**Data section**
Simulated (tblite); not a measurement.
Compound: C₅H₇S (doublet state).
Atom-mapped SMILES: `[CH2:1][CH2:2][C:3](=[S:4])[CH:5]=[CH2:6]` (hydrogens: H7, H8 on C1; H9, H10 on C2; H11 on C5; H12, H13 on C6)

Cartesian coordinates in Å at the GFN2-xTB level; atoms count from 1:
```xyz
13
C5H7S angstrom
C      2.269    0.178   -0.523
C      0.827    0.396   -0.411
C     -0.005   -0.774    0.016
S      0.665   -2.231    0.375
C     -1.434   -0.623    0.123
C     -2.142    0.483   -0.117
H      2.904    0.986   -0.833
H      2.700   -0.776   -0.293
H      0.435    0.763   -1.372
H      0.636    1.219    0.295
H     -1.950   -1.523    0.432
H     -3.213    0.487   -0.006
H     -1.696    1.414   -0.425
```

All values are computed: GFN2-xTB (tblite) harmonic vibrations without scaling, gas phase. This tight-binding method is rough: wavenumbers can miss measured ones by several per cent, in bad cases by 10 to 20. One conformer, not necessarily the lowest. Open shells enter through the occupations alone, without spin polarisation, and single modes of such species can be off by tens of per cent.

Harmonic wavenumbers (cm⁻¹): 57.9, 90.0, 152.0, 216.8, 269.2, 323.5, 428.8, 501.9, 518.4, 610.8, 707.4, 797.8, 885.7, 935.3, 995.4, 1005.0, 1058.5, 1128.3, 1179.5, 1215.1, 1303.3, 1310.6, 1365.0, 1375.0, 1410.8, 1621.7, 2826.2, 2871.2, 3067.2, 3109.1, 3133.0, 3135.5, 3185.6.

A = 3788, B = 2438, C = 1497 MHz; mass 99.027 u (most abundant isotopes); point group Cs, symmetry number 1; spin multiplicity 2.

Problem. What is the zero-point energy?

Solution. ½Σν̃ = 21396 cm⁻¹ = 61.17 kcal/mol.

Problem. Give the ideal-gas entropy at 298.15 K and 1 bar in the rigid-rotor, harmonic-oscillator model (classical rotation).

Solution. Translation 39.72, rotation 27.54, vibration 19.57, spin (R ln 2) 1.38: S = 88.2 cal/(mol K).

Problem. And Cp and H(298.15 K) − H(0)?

**Activity**
Write out the listing exactly from its first line to the line containing "Solution. Translation 39.72, rotation". Both of those lines belong in the answer.

**Response**
Simulated (tblite); not a measurement.
Compound: C₅H₇S (doublet state).
Atom-mapped SMILES: `[CH2:1][CH2:2][C:3](=[S:4])[CH:5]=[CH2:6]` (hydrogens: H7, H8 on C1; H9, H10 on C2; H11 on C5; H12, H13 on C6)

Cartesian coordinates in Å at the GFN2-xTB level; atoms count from 1:
```xyz
13
C5H7S angstrom
C      2.269    0.178   -0.523
C      0.827    0.396   -0.411
C     -0.005   -0.774    0.016
S      0.665   -2.231    0.375
C     -1.434   -0.623    0.123
C     -2.142    0.483   -0.117
H      2.904    0.986   -0.833
H      2.700   -0.776   -0.293
H      0.435    0.763   -1.372
H      0.636    1.219    0.295
H     -1.950   -1.523    0.432
H     -3.213    0.487   -0.006
H     -1.696    1.414   -0.425
```

All values are computed: GFN2-xTB (tblite) harmonic vibrations without scaling, gas phase. This tight-binding method is rough: wavenumbers can miss measured ones by several per cent, in bad cases by 10 to 20. One conformer, not necessarily the lowest. Open shells enter through the occupations alone, without spin polarisation, and single modes of such species can be off by tens of per cent.

Harmonic wavenumbers (cm⁻¹): 57.9, 90.0, 152.0, 216.8, 269.2, 323.5, 428.8, 501.9, 518.4, 610.8, 707.4, 797.8, 885.7, 935.3, 995.4, 1005.0, 1058.5, 1128.3, 1179.5, 1215.1, 1303.3, 1310.6, 1365.0, 1375.0, 1410.8, 1621.7, 2826.2, 2871.2, 3067.2, 3109.1, 3133.0, 3135.5, 3185.6.

A = 3788, B = 2438, C = 1497 MHz; mass 99.027 u (most abundant isotopes); point group Cs, symmetry number 1; spin multiplicity 2.

Problem. What is the zero-point energy?

Solution. ½Σν̃ = 21396 cm⁻¹ = 61.17 kcal/mol.

Problem. Give the ideal-gas entropy at 298.15 K and 1 bar in the rigid-rotor, harmonic-oscillator model (classical rotation).

Solution. Translation 39.72, rotation 27.54, vibration 19.57, spin (R ln 2) 1.38: S = 88.2 cal/(mol K).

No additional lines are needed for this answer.